*** RECORD EXCERPTS Section Begins ***

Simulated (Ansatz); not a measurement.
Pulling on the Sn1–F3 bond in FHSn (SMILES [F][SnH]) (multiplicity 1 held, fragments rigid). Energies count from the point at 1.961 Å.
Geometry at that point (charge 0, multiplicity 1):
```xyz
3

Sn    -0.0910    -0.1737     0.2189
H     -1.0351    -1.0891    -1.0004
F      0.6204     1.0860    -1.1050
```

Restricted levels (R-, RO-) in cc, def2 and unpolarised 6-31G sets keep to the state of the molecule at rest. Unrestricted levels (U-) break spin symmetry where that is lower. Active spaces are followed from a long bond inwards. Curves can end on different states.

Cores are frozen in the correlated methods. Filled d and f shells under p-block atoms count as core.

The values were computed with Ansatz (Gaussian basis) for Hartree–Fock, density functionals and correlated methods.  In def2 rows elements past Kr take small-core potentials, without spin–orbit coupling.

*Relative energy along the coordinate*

*** RECORD EXCERPTS Section Ends ***

ACTIVITY. Each record above should be transcribed exactly.

TASK RESULT.
Simulated (Ansatz); not a measurement.
Pulling on the Sn1–F3 bond in FHSn (SMILES [F][SnH]) (multiplicity 1 held, fragments rigid). Energies count from the point at 1.961 Å.
Geometry at that point (charge 0, multiplicity 1):
```xyz
3

Sn    -0.0910    -0.1737     0.2189
H     -1.0351    -1.0891    -1.0004
F      0.6204     1.0860    -1.1050
```

Restricted levels (R-, RO-) in cc, def2 and unpolarised 6-31G sets keep to the state of the molecule at rest. Unrestricted levels (U-) break spin symmetry where that is lower. Active spaces are followed from a long bond inwards. Curves can end on different states.

Cores are frozen in the correlated methods. Filled d and f shells under p-block atoms count as core.

The values were computed with Ansatz (Gaussian basis) for Hartree–Fock, density functionals and correlated methods.  In def2 rows elements past Kr take small-core potentials, without spin–orbit coupling.

*Relative energy along the coordinate*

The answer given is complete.